************
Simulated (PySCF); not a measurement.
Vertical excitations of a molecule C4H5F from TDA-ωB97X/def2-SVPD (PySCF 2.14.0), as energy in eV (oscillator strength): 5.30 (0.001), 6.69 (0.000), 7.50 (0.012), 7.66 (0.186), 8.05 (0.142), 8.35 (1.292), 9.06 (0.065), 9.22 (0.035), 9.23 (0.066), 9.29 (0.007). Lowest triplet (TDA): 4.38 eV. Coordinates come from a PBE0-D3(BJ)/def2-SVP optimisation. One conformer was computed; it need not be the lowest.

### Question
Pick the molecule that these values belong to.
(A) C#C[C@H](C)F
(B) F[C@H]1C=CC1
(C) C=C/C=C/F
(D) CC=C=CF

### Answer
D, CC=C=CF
************

** ACTION ITEM **
Every line from the start of the listing through the line with "### Question" should be reproduced exactly, and no other line.

** EXERCISE ANSWER **
Simulated (PySCF); not a measurement.
Vertical excitations of a molecule C4H5F from TDA-ωB97X/def2-SVPD (PySCF 2.14.0), as energy in eV (oscillator strength): 5.30 (0.001), 6.69 (0.000), 7.50 (0.012), 7.66 (0.186), 8.05 (0.142), 8.35 (1.292), 9.06 (0.065), 9.22 (0.035), 9.23 (0.066), 9.29 (0.007). Lowest triplet (TDA): 4.38 eV. Coordinates come from a PBE0-D3(BJ)/def2-SVP optimisation. One conformer was computed; it need not be the lowest.

### Question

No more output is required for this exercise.